Task item → From the first line of the material below to the line containing "## Excitation energy", repeat every line exactly and add nothing.

==== Dataset content ====

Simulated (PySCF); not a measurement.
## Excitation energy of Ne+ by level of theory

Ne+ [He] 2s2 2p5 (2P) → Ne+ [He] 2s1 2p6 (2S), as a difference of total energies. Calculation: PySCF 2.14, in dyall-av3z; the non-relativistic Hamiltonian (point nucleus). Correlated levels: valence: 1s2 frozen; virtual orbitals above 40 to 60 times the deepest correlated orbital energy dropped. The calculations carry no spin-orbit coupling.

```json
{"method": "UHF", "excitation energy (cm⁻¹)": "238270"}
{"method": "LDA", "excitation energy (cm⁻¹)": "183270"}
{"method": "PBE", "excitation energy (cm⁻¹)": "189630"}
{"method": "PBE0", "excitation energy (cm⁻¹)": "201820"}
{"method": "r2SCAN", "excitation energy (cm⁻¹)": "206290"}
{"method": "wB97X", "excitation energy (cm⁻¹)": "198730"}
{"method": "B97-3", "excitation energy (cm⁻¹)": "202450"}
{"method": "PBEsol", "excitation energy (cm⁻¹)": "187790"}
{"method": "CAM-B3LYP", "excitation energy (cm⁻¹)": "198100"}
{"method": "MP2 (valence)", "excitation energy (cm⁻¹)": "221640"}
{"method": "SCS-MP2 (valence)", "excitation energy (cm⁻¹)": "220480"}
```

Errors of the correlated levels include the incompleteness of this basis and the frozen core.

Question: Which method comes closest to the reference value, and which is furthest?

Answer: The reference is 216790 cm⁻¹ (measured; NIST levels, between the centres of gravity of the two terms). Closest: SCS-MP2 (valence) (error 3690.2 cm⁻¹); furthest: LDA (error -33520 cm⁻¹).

====

Response area →
Simulated (PySCF); not a measurement.
## Excitation energy of Ne+ by level of theory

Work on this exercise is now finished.